——————

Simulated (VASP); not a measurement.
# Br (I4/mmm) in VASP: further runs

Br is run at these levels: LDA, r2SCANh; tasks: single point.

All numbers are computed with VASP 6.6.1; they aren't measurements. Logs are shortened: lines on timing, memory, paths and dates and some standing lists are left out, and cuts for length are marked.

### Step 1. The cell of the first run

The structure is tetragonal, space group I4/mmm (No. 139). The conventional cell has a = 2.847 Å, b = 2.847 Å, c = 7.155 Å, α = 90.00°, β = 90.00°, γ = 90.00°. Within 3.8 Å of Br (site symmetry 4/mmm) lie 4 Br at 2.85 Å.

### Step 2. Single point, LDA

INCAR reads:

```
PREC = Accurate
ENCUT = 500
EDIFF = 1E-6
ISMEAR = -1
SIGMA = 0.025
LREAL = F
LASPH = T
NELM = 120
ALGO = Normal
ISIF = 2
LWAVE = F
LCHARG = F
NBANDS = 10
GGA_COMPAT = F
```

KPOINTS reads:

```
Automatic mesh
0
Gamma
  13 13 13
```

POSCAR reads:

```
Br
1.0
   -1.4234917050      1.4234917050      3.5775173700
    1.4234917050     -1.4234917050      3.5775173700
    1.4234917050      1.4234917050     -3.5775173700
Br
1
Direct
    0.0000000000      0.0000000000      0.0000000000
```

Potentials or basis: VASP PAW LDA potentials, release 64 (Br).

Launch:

——————

WORK ITEM:
All that belongs in the answer is the lines from the start of the entries above through the line containing "### Step 1. The cell of the first run", each given exactly.

WRITTEN REPLY:
Simulated (VASP); not a measurement.
# Br (I4/mmm) in VASP: further runs

Br is run at these levels: LDA, r2SCANh; tasks: single point.

All numbers are computed with VASP 6.6.1; they aren't measurements. Logs are shortened: lines on timing, memory, paths and dates and some standing lists are left out, and cuts for length are marked.

### Step 1. The cell of the first run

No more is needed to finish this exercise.